****************************************

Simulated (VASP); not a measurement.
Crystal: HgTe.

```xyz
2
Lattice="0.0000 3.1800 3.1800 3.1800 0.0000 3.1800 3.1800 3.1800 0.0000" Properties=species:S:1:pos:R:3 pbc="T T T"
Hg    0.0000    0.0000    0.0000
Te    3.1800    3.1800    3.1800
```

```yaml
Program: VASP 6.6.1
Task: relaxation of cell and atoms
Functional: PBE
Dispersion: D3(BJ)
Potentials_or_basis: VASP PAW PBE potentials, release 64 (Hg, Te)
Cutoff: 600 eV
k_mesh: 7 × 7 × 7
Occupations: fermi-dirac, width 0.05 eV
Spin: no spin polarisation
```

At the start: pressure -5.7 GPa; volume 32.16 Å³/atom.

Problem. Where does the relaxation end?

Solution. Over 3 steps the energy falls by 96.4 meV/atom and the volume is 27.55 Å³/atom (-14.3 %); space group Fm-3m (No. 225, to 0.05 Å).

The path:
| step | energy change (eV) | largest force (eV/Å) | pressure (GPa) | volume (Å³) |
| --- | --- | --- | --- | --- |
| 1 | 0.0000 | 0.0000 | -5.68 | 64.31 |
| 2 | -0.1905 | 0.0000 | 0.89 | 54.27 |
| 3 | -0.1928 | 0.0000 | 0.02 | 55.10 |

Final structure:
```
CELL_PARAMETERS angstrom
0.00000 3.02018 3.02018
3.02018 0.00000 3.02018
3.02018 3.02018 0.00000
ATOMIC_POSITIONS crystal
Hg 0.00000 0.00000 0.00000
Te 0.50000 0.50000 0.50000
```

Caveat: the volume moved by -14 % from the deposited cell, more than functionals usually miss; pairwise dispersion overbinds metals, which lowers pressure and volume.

****************************************

Up to and including the line with "0.02 | 55.10 |", restate the records above word for word from the very first line.

Worked solution
Simulated (VASP); not a measurement.
Crystal: HgTe.

```xyz
2
Lattice="0.0000 3.1800 3.1800 3.1800 0.0000 3.1800 3.1800 3.1800 0.0000" Properties=species:S:1:pos:R:3 pbc="T T T"
Hg    0.0000    0.0000    0.0000
Te    3.1800    3.1800    3.1800
```

```yaml
Program: VASP 6.6.1
Task: relaxation of cell and atoms
Functional: PBE
Dispersion: D3(BJ)
Potentials_or_basis: VASP PAW PBE potentials, release 64 (Hg, Te)
Cutoff: 600 eV
k_mesh: 7 × 7 × 7
Occupations: fermi-dirac, width 0.05 eV
Spin: no spin polarisation
```

At the start: pressure -5.7 GPa; volume 32.16 Å³/atom.

Problem. Where does the relaxation end?

Solution. Over 3 steps the energy falls by 96.4 meV/atom and the volume is 27.55 Å³/atom (-14.3 %); space group Fm-3m (No. 225, to 0.05 Å).

The path:
| step | energy change (eV) | largest force (eV/Å) | pressure (GPa) | volume (Å³) |
| --- | --- | --- | --- | --- |
| 1 | 0.0000 | 0.0000 | -5.68 | 64.31 |
| 2 | -0.1905 | 0.0000 | 0.89 | 54.27 |
| 3 | -0.1928 | 0.0000 | 0.02 | 55.10 |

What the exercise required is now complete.